Source material:
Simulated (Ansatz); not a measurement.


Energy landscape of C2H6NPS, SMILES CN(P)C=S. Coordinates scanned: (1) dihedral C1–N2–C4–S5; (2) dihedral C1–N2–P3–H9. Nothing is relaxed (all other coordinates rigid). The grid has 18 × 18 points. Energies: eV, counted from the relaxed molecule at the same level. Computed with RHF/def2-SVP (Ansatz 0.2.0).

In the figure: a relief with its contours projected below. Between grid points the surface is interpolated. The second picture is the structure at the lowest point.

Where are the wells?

Activity: Print the records again in full, exactly as they appear above.

Answer section:
Simulated (Ansatz); not a measurement.


Energy landscape of C2H6NPS, SMILES CN(P)C=S. Coordinates scanned: (1) dihedral C1–N2–C4–S5; (2) dihedral C1–N2–P3–H9. Nothing is relaxed (all other coordinates rigid). The grid has 18 × 18 points. Energies: eV, counted from the relaxed molecule at the same level. Computed with RHF/def2-SVP (Ansatz 0.2.0).

In the figure: a relief with its contours projected below. Between grid points the surface is interpolated. The second picture is the structure at the lowest point.

Where are the wells?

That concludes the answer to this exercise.